++++
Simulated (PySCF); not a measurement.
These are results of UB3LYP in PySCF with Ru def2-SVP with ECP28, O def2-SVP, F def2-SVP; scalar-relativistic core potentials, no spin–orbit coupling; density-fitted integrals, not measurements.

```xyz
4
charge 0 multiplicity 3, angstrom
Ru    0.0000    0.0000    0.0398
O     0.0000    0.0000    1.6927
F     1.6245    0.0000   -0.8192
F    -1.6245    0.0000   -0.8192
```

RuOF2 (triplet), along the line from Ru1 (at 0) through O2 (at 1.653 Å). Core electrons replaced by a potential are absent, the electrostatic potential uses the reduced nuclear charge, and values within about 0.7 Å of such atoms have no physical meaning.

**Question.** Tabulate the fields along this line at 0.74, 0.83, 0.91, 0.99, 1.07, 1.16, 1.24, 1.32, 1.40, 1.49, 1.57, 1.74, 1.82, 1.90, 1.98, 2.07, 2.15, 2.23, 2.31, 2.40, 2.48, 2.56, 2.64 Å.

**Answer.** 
++++

=== ACTIVITY ===
The answer must consist solely of the lines from the first line of the data to the line holding "2.56, 2.64 Å.", each given again exactly.

=== WRITTEN RESPONSE ===
Simulated (PySCF); not a measurement.
These are results of UB3LYP in PySCF with Ru def2-SVP with ECP28, O def2-SVP, F def2-SVP; scalar-relativistic core potentials, no spin–orbit coupling; density-fitted integrals, not measurements.

```xyz
4
charge 0 multiplicity 3, angstrom
Ru    0.0000    0.0000    0.0398
O     0.0000    0.0000    1.6927
F     1.6245    0.0000   -0.8192
F    -1.6245    0.0000   -0.8192
```

RuOF2 (triplet), along the line from Ru1 (at 0) through O2 (at 1.653 Å). Core electrons replaced by a potential are absent, the electrostatic potential uses the reduced nuclear charge, and values within about 0.7 Å of such atoms have no physical meaning.

**Question.** Tabulate the fields along this line at 0.74, 0.83, 0.91, 0.99, 1.07, 1.16, 1.24, 1.32, 1.40, 1.49, 1.57, 1.74, 1.82, 1.90, 1.98, 2.07, 2.15, 2.23, 2.31, 2.40, 2.48, 2.56, 2.64 Å.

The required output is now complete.